+--

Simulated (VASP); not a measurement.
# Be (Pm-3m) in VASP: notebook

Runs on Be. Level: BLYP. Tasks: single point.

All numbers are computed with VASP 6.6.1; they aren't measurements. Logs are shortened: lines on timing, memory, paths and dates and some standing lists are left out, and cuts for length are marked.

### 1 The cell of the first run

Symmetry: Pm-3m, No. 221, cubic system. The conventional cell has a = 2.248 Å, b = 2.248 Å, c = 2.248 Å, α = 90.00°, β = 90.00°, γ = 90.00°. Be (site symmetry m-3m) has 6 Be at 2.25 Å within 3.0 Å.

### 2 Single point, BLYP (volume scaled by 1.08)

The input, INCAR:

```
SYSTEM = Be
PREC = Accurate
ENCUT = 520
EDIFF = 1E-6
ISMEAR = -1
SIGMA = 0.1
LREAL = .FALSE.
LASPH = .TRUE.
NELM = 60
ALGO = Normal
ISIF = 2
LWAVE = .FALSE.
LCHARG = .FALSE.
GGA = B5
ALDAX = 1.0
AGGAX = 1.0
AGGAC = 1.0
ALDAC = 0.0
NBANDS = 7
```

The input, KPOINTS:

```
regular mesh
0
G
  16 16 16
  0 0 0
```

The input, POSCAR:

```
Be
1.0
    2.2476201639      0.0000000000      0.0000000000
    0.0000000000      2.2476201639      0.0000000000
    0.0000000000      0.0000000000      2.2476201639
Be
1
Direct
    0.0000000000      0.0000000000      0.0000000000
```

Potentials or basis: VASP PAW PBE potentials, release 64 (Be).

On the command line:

+--

Work request: Reproduce the data in full, exactly as presented.

Worked solution:
Simulated (VASP); not a measurement.
# Be (Pm-3m) in VASP: notebook

Runs on Be. Level: BLYP. Tasks: single point.

All numbers are computed with VASP 6.6.1; they aren't measurements. Logs are shortened: lines on timing, memory, paths and dates and some standing lists are left out, and cuts for length are marked.

### 1 The cell of the first run

Symmetry: Pm-3m, No. 221, cubic system. The conventional cell has a = 2.248 Å, b = 2.248 Å, c = 2.248 Å, α = 90.00°, β = 90.00°, γ = 90.00°. Be (site symmetry m-3m) has 6 Be at 2.25 Å within 3.0 Å.

### 2 Single point, BLYP (volume scaled by 1.08)

The input, INCAR:

```
SYSTEM = Be
PREC = Accurate
ENCUT = 520
EDIFF = 1E-6
ISMEAR = -1
SIGMA = 0.1
LREAL = .FALSE.
LASPH = .TRUE.
NELM = 60
ALGO = Normal
ISIF = 2
LWAVE = .FALSE.
LCHARG = .FALSE.
GGA = B5
ALDAX = 1.0
AGGAX = 1.0
AGGAC = 1.0
ALDAC = 0.0
NBANDS = 7
```

The input, KPOINTS:

```
regular mesh
0
G
  16 16 16
  0 0 0
```

The input, POSCAR:

```
Be
1.0
    2.2476201639      0.0000000000      0.0000000000
    0.0000000000      2.2476201639      0.0000000000
    0.0000000000      0.0000000000      2.2476201639
Be
1
Direct
    0.0000000000      0.0000000000      0.0000000000
```

Potentials or basis: VASP PAW PBE potentials, release 64 (Be).

On the command line:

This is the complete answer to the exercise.